------------------------------

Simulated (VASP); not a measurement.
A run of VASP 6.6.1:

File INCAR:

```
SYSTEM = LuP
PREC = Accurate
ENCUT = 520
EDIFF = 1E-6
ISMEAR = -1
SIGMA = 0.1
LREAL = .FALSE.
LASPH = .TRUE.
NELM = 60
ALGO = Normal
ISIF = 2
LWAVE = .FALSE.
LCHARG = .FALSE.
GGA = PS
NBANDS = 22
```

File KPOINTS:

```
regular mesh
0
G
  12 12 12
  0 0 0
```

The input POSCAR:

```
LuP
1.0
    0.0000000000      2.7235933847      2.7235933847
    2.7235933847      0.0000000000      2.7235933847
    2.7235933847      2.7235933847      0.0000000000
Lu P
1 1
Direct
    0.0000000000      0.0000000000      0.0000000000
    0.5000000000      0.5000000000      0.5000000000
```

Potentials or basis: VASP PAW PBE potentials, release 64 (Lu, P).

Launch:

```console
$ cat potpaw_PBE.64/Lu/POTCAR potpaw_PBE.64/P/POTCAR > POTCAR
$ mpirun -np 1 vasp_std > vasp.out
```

------------------------------

Emit the records above again, exactly, with no line skipped.

_Exercise result_
Simulated (VASP); not a measurement.
A run of VASP 6.6.1:

File INCAR:

```
SYSTEM = LuP
PREC = Accurate
ENCUT = 520
EDIFF = 1E-6
ISMEAR = -1
SIGMA = 0.1
LREAL = .FALSE.
LASPH = .TRUE.
NELM = 60
ALGO = Normal
ISIF = 2
LWAVE = .FALSE.
LCHARG = .FALSE.
GGA = PS
NBANDS = 22
```

File KPOINTS:

```
regular mesh
0
G
  12 12 12
  0 0 0
```

The input POSCAR:

```
LuP
1.0
    0.0000000000      2.7235933847      2.7235933847
    2.7235933847      0.0000000000      2.7235933847
    2.7235933847      2.7235933847      0.0000000000
Lu P
1 1
Direct
    0.0000000000      0.0000000000      0.0000000000
    0.5000000000      0.5000000000      0.5000000000
```

Potentials or basis: VASP PAW PBE potentials, release 64 (Lu, P).

Launch:

```console
$ cat potpaw_PBE.64/Lu/POTCAR potpaw_PBE.64/P/POTCAR > POTCAR
$ mpirun -np 1 vasp_std > vasp.out
```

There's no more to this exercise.